» **ASSIGNED TASK**: Could the data underneath be repeated exactly, in full?

» **DATA PROVIDED**:
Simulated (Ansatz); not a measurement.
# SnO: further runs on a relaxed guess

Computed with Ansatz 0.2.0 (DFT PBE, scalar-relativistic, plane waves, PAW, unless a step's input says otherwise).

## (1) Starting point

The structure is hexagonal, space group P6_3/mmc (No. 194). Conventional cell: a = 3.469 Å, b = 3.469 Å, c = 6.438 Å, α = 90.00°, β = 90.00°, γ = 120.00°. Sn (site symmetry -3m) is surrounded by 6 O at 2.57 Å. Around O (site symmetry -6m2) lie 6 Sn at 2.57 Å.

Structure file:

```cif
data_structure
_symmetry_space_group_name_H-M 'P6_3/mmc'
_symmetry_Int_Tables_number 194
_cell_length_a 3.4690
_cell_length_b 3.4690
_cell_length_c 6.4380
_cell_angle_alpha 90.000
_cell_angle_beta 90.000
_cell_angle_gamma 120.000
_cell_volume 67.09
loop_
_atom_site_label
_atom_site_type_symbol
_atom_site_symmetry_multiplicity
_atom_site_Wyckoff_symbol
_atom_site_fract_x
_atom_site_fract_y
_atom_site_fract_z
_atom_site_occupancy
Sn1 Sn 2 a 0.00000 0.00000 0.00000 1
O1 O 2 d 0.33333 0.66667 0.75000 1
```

» **REPLY**:
Simulated (Ansatz); not a measurement.
# SnO: further runs on a relaxed guess

Computed with Ansatz 0.2.0 (DFT PBE, scalar-relativistic, plane waves, PAW, unless a step's input says otherwise).

## (1) Starting point

The structure is hexagonal, space group P6_3/mmc (No. 194). Conventional cell: a = 3.469 Å, b = 3.469 Å, c = 6.438 Å, α = 90.00°, β = 90.00°, γ = 120.00°. Sn (site symmetry -3m) is surrounded by 6 O at 2.57 Å. Around O (site symmetry -6m2) lie 6 Sn at 2.57 Å.

Structure file:

```cif
data_structure
_symmetry_space_group_name_H-M 'P6_3/mmc'
_symmetry_Int_Tables_number 194
_cell_length_a 3.4690
_cell_length_b 3.4690
_cell_length_c 6.4380
_cell_angle_alpha 90.000
_cell_angle_beta 90.000
_cell_angle_gamma 120.000
_cell_volume 67.09
loop_
_atom_site_label
_atom_site_type_symbol
_atom_site_symmetry_multiplicity
_atom_site_Wyckoff_symbol
_atom_site_fract_x
_atom_site_fract_y
_atom_site_fract_z
_atom_site_occupancy
Sn1 Sn 2 a 0.00000 0.00000 0.00000 1
O1 O 2 d 0.33333 0.66667 0.75000 1
```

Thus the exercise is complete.